All of the data that follows needs to be printed again, exactly as it reads.

───── DATA FOR ANALYSIS
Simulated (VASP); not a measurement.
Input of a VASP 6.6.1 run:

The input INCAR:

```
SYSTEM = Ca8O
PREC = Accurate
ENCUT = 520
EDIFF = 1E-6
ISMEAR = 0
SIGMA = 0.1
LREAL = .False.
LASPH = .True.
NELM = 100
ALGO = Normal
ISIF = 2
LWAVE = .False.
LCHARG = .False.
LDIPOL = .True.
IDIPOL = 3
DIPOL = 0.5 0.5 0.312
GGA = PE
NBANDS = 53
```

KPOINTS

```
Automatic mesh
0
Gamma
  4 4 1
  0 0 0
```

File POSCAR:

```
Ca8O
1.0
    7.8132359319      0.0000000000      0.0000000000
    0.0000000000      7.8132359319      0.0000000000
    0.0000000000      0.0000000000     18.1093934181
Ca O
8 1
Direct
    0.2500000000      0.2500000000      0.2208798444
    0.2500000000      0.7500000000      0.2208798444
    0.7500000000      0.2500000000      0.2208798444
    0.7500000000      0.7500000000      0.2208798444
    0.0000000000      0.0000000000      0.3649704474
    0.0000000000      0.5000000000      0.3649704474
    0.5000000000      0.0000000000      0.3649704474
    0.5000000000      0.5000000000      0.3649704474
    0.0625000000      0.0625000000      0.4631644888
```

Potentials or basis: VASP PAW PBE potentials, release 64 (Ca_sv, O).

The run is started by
──────────

REPLY:
Simulated (VASP); not a measurement.
Input of a VASP 6.6.1 run:

The input INCAR:

```
SYSTEM = Ca8O
PREC = Accurate
ENCUT = 520
EDIFF = 1E-6
ISMEAR = 0
SIGMA = 0.1
LREAL = .False.
LASPH = .True.
NELM = 100
ALGO = Normal
ISIF = 2
LWAVE = .False.
LCHARG = .False.
LDIPOL = .True.
IDIPOL = 3
DIPOL = 0.5 0.5 0.312
GGA = PE
NBANDS = 53
```

KPOINTS

```
Automatic mesh
0
Gamma
  4 4 1
  0 0 0
```

File POSCAR:

```
Ca8O
1.0
    7.8132359319      0.0000000000      0.0000000000
    0.0000000000      7.8132359319      0.0000000000
    0.0000000000      0.0000000000     18.1093934181
Ca O
8 1
Direct
    0.2500000000      0.2500000000      0.2208798444
    0.2500000000      0.7500000000      0.2208798444
    0.7500000000      0.2500000000      0.2208798444
    0.7500000000      0.7500000000      0.2208798444
    0.0000000000      0.0000000000      0.3649704474
    0.0000000000      0.5000000000      0.3649704474
    0.5000000000      0.0000000000      0.3649704474
    0.5000000000      0.5000000000      0.3649704474
    0.0625000000      0.0625000000      0.4631644888
```

Potentials or basis: VASP PAW PBE potentials, release 64 (Ca_sv, O).

The run is started by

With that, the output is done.